● ASSIGNED TASK
Nothing but the records beneath, reproduced exactly, should appear in the answer.

● ENTRIES PROVIDED
════════════════

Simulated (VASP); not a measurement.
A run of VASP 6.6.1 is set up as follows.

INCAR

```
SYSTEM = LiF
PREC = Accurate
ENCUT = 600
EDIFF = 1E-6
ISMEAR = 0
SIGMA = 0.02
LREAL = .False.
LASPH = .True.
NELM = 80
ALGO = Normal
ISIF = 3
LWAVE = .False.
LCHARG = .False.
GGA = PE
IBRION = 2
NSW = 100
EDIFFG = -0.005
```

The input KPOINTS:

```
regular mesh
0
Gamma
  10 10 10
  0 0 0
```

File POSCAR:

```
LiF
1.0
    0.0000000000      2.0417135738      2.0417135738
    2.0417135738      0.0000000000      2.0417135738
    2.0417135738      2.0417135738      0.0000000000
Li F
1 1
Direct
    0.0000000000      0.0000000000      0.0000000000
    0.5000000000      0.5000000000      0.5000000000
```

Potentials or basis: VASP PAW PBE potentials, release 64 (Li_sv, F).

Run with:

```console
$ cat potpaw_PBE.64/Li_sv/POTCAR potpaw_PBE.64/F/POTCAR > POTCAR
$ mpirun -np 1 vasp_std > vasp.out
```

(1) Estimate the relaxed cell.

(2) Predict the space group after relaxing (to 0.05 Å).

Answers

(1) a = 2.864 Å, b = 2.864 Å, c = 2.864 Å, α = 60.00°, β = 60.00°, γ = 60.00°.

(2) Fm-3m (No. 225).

════════════════

● TASK RESULT
Simulated (VASP); not a measurement.
A run of VASP 6.6.1 is set up as follows.

INCAR

```
SYSTEM = LiF
PREC = Accurate
ENCUT = 600
EDIFF = 1E-6
ISMEAR = 0
SIGMA = 0.02
LREAL = .False.
LASPH = .True.
NELM = 80
ALGO = Normal
ISIF = 3
LWAVE = .False.
LCHARG = .False.
GGA = PE
IBRION = 2
NSW = 100
EDIFFG = -0.005
```

The input KPOINTS:

```
regular mesh
0
Gamma
  10 10 10
  0 0 0
```

File POSCAR:

```
LiF
1.0
    0.0000000000      2.0417135738      2.0417135738
    2.0417135738      0.0000000000      2.0417135738
    2.0417135738      2.0417135738      0.0000000000
Li F
1 1
Direct
    0.0000000000      0.0000000000      0.0000000000
    0.5000000000      0.5000000000      0.5000000000
```

Potentials or basis: VASP PAW PBE potentials, release 64 (Li_sv, F).

Run with:

```console
$ cat potpaw_PBE.64/Li_sv/POTCAR potpaw_PBE.64/F/POTCAR > POTCAR
$ mpirun -np 1 vasp_std > vasp.out
```

(1) Estimate the relaxed cell.

(2) Predict the space group after relaxing (to 0.05 Å).

Answers

(1) a = 2.864 Å, b = 2.864 Å, c = 2.864 Å, α = 60.00°, β = 60.00°, γ = 60.00°.

(2) Fm-3m (No. 225).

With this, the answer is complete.